***** EXTRACTED INFORMATION

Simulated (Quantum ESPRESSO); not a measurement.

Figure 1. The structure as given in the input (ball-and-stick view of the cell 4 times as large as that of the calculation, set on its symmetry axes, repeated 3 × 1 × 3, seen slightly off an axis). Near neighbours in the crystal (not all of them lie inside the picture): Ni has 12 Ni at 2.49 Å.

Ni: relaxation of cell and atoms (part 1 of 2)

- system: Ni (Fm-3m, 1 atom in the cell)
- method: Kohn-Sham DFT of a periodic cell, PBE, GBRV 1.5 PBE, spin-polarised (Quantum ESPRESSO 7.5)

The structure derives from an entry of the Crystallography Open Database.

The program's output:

**********

> [REQUIRED ACTION] Only an exact copy of the listing above, from its first line up to and including the line with "The structure derives", counts as the answer.

> [TASK RESPONSE]
Simulated (Quantum ESPRESSO); not a measurement.

Figure 1. The structure as given in the input (ball-and-stick view of the cell 4 times as large as that of the calculation, set on its symmetry axes, repeated 3 × 1 × 3, seen slightly off an axis). Near neighbours in the crystal (not all of them lie inside the picture): Ni has 12 Ni at 2.49 Å.

Ni: relaxation of cell and atoms (part 1 of 2)

- system: Ni (Fm-3m, 1 atom in the cell)
- method: Kohn-Sham DFT of a periodic cell, PBE, GBRV 1.5 PBE, spin-polarised (Quantum ESPRESSO 7.5)

The structure derives from an entry of the Crystallography Open Database.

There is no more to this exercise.